• • •

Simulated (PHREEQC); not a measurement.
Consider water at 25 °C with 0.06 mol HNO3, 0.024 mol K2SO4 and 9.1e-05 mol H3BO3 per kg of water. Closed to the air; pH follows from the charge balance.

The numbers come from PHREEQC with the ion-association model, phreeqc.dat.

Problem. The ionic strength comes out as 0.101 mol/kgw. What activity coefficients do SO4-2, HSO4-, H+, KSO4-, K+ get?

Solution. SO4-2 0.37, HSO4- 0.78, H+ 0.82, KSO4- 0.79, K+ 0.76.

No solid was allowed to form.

• • •

Work instruction ▸ Nothing may change. Retype all of the entries.

Task answer ▸
Simulated (PHREEQC); not a measurement.
Consider water at 25 °C with 0.06 mol HNO3, 0.024 mol K2SO4 and 9.1e-05 mol H3BO3 per kg of water. Closed to the air; pH follows from the charge balance.

The numbers come from PHREEQC with the ion-association model, phreeqc.dat.

Problem. The ionic strength comes out as 0.101 mol/kgw. What activity coefficients do SO4-2, HSO4-, H+, KSO4-, K+ get?

Solution. SO4-2 0.37, HSO4- 0.78, H+ 0.82, KSO4- 0.79, K+ 0.76.

No solid was allowed to form.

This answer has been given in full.